----- Source information -----
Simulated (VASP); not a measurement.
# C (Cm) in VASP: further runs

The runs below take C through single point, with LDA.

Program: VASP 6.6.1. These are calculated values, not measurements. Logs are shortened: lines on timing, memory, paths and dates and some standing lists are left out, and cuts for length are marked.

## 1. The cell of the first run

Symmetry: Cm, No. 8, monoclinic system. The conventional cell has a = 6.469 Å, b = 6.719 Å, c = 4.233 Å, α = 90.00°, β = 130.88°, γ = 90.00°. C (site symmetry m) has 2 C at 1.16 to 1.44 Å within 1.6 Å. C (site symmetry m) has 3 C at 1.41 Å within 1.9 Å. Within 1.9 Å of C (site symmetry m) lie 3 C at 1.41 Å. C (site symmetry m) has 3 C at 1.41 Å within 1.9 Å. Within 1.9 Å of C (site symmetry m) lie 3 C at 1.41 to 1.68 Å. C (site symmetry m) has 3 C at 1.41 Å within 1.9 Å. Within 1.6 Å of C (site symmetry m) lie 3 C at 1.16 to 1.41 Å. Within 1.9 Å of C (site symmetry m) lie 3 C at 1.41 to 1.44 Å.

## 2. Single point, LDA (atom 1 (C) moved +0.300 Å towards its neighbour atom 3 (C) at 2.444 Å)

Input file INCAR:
-----

■ **Task item**: Lines from the first one above through the line containing "The runs below" are to be retyped exactly, both included, and nothing more.

■ **Problem solution**:
Simulated (VASP); not a measurement.
# C (Cm) in VASP: further runs

The runs below take C through single point, with LDA.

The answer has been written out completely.